* [ENTRIES SHOWN]
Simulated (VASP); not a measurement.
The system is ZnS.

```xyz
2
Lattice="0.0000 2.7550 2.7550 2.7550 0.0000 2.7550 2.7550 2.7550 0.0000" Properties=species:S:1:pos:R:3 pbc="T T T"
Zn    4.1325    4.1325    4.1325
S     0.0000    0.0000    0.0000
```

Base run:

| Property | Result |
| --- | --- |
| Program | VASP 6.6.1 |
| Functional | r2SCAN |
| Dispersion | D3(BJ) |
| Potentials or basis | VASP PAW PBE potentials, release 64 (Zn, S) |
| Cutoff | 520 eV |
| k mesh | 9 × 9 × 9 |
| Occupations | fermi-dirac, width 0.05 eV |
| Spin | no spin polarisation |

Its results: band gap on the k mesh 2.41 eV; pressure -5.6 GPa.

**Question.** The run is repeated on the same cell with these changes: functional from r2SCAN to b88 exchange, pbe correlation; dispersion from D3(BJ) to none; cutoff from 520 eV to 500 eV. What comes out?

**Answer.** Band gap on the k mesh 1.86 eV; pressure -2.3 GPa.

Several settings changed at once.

* [TASK ITEM]
Reproduce exactly the first line of the listing and every line after it, through the one containing "pressure -2.3 GPa.". Nothing else belongs in the output.

* [WRITTEN RESPONSE]
Simulated (VASP); not a measurement.
The system is ZnS.

```xyz
2
Lattice="0.0000 2.7550 2.7550 2.7550 0.0000 2.7550 2.7550 2.7550 0.0000" Properties=species:S:1:pos:R:3 pbc="T T T"
Zn    4.1325    4.1325    4.1325
S     0.0000    0.0000    0.0000
```

Base run:

| Property | Result |
| --- | --- |
| Program | VASP 6.6.1 |
| Functional | r2SCAN |
| Dispersion | D3(BJ) |
| Potentials or basis | VASP PAW PBE potentials, release 64 (Zn, S) |
| Cutoff | 520 eV |
| k mesh | 9 × 9 × 9 |
| Occupations | fermi-dirac, width 0.05 eV |
| Spin | no spin polarisation |

Its results: band gap on the k mesh 2.41 eV; pressure -5.6 GPa.

**Question.** The run is repeated on the same cell with these changes: functional from r2SCAN to b88 exchange, pbe correlation; dispersion from D3(BJ) to none; cutoff from 520 eV to 500 eV. What comes out?

**Answer.** Band gap on the k mesh 1.86 eV; pressure -2.3 GPa.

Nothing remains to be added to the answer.